Data records:
==============================

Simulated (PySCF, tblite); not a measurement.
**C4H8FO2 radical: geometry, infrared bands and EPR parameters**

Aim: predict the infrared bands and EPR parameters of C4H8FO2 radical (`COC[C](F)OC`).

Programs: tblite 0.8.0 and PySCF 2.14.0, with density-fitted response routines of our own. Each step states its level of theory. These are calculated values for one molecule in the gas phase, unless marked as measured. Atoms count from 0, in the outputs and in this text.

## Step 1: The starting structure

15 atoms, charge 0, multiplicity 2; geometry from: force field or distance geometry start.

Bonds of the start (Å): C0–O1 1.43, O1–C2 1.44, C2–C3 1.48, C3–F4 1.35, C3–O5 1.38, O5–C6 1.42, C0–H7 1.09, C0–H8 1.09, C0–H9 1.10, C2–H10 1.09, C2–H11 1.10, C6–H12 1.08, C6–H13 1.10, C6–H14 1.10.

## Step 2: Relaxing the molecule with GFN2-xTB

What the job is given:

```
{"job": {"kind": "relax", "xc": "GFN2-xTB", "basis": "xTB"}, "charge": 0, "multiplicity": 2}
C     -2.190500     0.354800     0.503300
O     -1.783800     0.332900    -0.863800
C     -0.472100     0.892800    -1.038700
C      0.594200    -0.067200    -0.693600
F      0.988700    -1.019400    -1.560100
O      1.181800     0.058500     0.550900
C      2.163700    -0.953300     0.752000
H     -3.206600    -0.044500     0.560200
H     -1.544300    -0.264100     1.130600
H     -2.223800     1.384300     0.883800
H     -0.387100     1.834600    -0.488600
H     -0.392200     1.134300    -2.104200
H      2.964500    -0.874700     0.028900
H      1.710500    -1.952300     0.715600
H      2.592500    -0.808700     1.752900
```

==============================

Go through the listing and write out each line exactly.

Your solution:
Simulated (PySCF, tblite); not a measurement.
**C4H8FO2 radical: geometry, infrared bands and EPR parameters**

Aim: predict the infrared bands and EPR parameters of C4H8FO2 radical (`COC[C](F)OC`).

Programs: tblite 0.8.0 and PySCF 2.14.0, with density-fitted response routines of our own. Each step states its level of theory. These are calculated values for one molecule in the gas phase, unless marked as measured. Atoms count from 0, in the outputs and in this text.

## Step 1: The starting structure

15 atoms, charge 0, multiplicity 2; geometry from: force field or distance geometry start.

Bonds of the start (Å): C0–O1 1.43, O1–C2 1.44, C2–C3 1.48, C3–F4 1.35, C3–O5 1.38, O5–C6 1.42, C0–H7 1.09, C0–H8 1.09, C0–H9 1.10, C2–H10 1.09, C2–H11 1.10, C6–H12 1.08, C6–H13 1.10, C6–H14 1.10.

## Step 2: Relaxing the molecule with GFN2-xTB

What the job is given:

```
{"job": {"kind": "relax", "xc": "GFN2-xTB", "basis": "xTB"}, "charge": 0, "multiplicity": 2}
C     -2.190500     0.354800     0.503300
O     -1.783800     0.332900    -0.863800
C     -0.472100     0.892800    -1.038700
C      0.594200    -0.067200    -0.693600
F      0.988700    -1.019400    -1.560100
O      1.181800     0.058500     0.550900
C      2.163700    -0.953300     0.752000
H     -3.206600    -0.044500     0.560200
H     -1.544300    -0.264100     1.130600
H     -2.223800     1.384300     0.883800
H     -0.387100     1.834600    -0.488600
H     -0.392200     1.134300    -2.104200
H      2.964500    -0.874700     0.028900
H      1.710500    -1.952300     0.715600
H      2.592500    -0.808700     1.752900
```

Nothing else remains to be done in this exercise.